------ DATA SUPPLIED ------

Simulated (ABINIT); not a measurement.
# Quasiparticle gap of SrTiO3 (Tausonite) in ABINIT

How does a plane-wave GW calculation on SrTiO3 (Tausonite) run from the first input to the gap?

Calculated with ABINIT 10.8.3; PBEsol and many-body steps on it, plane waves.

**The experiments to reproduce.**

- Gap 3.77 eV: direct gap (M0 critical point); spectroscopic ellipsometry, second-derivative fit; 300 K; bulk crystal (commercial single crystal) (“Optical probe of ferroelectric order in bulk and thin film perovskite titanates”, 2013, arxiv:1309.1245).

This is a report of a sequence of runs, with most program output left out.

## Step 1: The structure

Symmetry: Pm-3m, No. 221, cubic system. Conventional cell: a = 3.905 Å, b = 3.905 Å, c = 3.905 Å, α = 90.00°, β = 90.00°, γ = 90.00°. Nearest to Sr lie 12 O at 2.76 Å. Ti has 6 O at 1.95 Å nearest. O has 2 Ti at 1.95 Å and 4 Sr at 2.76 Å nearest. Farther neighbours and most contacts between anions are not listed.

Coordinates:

------

▶ REQUIRED ACTION: Going back over the entries above, copy word for word every line from the one that has "# Quasiparticle gap" on through the one that has "- Gap 3.77 eV: direct".

▶ WRITTEN ANSWER:
# Quasiparticle gap of SrTiO3 (Tausonite) in ABINIT

How does a plane-wave GW calculation on SrTiO3 (Tausonite) run from the first input to the gap?

Calculated with ABINIT 10.8.3; PBEsol and many-body steps on it, plane waves.

**The experiments to reproduce.**

- Gap 3.77 eV: direct gap (M0 critical point); spectroscopic ellipsometry, second-derivative fit; 300 K; bulk crystal (commercial single crystal) (“Optical probe of ferroelectric order in bulk and thin film perovskite titanates”, 2013, arxiv:1309.1245).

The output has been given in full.